━━━━━━━━
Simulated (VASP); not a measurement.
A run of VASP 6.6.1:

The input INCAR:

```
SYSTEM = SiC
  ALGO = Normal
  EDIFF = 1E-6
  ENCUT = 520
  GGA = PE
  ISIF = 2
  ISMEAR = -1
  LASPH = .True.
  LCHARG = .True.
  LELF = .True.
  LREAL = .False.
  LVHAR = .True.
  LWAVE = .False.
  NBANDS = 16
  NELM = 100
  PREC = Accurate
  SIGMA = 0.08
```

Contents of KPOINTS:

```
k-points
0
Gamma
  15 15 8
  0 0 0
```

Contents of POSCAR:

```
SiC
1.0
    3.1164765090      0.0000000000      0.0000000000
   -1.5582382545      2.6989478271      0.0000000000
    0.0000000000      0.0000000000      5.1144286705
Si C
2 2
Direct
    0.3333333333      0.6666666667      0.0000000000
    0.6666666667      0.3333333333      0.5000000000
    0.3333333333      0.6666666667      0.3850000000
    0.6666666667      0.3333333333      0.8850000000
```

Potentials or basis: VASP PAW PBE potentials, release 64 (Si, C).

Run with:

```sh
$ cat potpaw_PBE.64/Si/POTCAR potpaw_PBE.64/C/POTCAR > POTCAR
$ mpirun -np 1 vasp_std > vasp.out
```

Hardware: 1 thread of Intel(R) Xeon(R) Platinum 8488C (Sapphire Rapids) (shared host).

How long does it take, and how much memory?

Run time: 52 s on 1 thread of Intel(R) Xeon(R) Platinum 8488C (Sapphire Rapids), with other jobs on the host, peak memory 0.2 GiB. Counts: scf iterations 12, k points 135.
━━━━━━━━

▶ [Exercise]: Copy out the range of lines above starting at the line with "Hardware: 1 thread" and ending at the line with "How long does it take, and how much memory?", exactly and including both.

▶ [Task solution]:
Hardware: 1 thread of Intel(R) Xeon(R) Platinum 8488C (Sapphire Rapids) (shared host).

How long does it take, and how much memory?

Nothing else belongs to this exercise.